-=-=-=-=-

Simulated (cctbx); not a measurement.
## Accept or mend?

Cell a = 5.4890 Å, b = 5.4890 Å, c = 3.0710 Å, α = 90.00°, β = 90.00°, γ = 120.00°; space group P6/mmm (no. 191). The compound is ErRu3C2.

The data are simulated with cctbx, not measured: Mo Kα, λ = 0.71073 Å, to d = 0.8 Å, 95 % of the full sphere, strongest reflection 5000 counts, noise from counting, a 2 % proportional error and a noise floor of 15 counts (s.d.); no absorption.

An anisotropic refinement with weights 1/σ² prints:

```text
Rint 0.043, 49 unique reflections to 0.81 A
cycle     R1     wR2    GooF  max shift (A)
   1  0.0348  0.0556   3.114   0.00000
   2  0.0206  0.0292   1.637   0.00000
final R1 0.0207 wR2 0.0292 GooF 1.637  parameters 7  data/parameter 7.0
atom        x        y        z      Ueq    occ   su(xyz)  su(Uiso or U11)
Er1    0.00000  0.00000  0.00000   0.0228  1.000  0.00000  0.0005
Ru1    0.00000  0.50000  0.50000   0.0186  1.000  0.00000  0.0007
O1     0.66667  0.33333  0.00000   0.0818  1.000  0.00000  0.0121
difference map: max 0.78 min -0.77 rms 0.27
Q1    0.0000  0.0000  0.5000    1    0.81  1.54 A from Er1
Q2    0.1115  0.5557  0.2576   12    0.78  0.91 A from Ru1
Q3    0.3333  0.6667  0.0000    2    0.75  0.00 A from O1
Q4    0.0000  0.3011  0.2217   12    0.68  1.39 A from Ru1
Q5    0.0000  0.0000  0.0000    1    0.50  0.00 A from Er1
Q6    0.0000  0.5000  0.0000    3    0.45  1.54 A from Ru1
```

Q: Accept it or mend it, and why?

-=-=-=-=-

Begin at the first line of the records above and quote every line verbatim through the one that contains "The data are".

* TASK RESPONSE:
Simulated (cctbx); not a measurement.
## Accept or mend?

Cell a = 5.4890 Å, b = 5.4890 Å, c = 3.0710 Å, α = 90.00°, β = 90.00°, γ = 120.00°; space group P6/mmm (no. 191). The compound is ErRu3C2.

The data are simulated with cctbx, not measured: Mo Kα, λ = 0.71073 Å, to d = 0.8 Å, 95 % of the full sphere, strongest reflection 5000 counts, noise from counting, a 2 % proportional error and a noise floor of 15 counts (s.d.); no absorption.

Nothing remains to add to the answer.